Action item: Repeat, please, only the lines from the top of the data down to the line with "0.316 | ? | 7.511 |"; include both of those lines.

Listed records:
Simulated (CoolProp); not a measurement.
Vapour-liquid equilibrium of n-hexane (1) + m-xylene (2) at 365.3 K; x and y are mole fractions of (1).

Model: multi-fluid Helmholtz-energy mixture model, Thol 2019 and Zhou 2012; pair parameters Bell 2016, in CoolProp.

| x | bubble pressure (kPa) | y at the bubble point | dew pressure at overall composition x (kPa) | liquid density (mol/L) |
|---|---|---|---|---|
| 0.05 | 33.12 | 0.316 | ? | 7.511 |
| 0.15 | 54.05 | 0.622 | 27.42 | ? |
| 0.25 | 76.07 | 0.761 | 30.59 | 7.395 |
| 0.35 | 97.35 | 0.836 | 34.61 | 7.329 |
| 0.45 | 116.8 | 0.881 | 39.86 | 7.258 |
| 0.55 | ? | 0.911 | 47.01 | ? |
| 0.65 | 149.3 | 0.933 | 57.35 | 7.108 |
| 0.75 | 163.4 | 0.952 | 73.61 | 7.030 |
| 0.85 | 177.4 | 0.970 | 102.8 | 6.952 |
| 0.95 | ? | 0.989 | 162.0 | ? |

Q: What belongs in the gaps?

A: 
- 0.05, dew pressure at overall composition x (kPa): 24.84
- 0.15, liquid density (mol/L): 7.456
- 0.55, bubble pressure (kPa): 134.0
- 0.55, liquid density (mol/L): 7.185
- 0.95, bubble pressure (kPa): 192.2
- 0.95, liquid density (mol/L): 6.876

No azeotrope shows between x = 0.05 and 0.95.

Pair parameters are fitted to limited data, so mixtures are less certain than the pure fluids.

Your response:
Simulated (CoolProp); not a measurement.
Vapour-liquid equilibrium of n-hexane (1) + m-xylene (2) at 365.3 K; x and y are mole fractions of (1).

Model: multi-fluid Helmholtz-energy mixture model, Thol 2019 and Zhou 2012; pair parameters Bell 2016, in CoolProp.

| x | bubble pressure (kPa) | y at the bubble point | dew pressure at overall composition x (kPa) | liquid density (mol/L) |
|---|---|---|---|---|
| 0.05 | 33.12 | 0.316 | ? | 7.511 |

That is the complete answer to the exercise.